- Work item -
Each entry below is to be copied verbatim, with no line missing.

··· Given data
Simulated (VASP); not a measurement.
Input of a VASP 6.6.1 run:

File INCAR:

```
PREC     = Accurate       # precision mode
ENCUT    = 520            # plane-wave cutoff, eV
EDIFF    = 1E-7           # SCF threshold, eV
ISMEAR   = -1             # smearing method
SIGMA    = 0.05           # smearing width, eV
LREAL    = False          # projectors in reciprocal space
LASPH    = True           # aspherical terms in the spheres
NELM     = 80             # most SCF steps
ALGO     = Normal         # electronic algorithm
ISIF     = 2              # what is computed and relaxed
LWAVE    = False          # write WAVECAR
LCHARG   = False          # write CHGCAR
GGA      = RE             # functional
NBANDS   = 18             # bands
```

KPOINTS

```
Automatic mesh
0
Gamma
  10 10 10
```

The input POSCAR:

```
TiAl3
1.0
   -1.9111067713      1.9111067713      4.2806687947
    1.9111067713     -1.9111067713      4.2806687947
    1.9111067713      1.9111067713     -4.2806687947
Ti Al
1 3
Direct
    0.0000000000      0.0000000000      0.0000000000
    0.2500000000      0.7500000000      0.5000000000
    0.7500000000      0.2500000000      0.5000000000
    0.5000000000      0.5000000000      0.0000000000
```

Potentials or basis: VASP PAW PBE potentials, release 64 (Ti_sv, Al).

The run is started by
······

- Solution -
Simulated (VASP); not a measurement.
Input of a VASP 6.6.1 run:

File INCAR:

```
PREC     = Accurate       # precision mode
ENCUT    = 520            # plane-wave cutoff, eV
EDIFF    = 1E-7           # SCF threshold, eV
ISMEAR   = -1             # smearing method
SIGMA    = 0.05           # smearing width, eV
LREAL    = False          # projectors in reciprocal space
LASPH    = True           # aspherical terms in the spheres
NELM     = 80             # most SCF steps
ALGO     = Normal         # electronic algorithm
ISIF     = 2              # what is computed and relaxed
LWAVE    = False          # write WAVECAR
LCHARG   = False          # write CHGCAR
GGA      = RE             # functional
NBANDS   = 18             # bands
```

KPOINTS

```
Automatic mesh
0
Gamma
  10 10 10
```

The input POSCAR:

```
TiAl3
1.0
   -1.9111067713      1.9111067713      4.2806687947
    1.9111067713     -1.9111067713      4.2806687947
    1.9111067713      1.9111067713     -4.2806687947
Ti Al
1 3
Direct
    0.0000000000      0.0000000000      0.0000000000
    0.2500000000      0.7500000000      0.5000000000
    0.7500000000      0.2500000000      0.5000000000
    0.5000000000      0.5000000000      0.0000000000
```

Potentials or basis: VASP PAW PBE potentials, release 64 (Ti_sv, Al).

The run is started by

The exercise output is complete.